Output exactly the lines below, starting with the line that has "## A disordered crystal of nominal GaBi2C2N" and going on through the line that has "The data are", both included, and no other lines.

###

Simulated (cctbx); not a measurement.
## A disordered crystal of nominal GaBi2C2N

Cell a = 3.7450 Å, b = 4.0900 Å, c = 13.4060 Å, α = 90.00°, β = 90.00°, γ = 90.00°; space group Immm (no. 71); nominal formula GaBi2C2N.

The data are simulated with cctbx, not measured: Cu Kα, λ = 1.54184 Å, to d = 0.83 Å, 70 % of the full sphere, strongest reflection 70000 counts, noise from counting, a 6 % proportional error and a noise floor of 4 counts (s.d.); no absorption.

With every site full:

###

**Exercise output:**
## A disordered crystal of nominal GaBi2C2N

Cell a = 3.7450 Å, b = 4.0900 Å, c = 13.4060 Å, α = 90.00°, β = 90.00°, γ = 90.00°; space group Immm (no. 71); nominal formula GaBi2C2N.

The data are simulated with cctbx, not measured: Cu Kα, λ = 1.54184 Å, to d = 0.83 Å, 70 % of the full sphere, strongest reflection 70000 counts, noise from counting, a 6 % proportional error and a noise floor of 4 counts (s.d.); no absorption.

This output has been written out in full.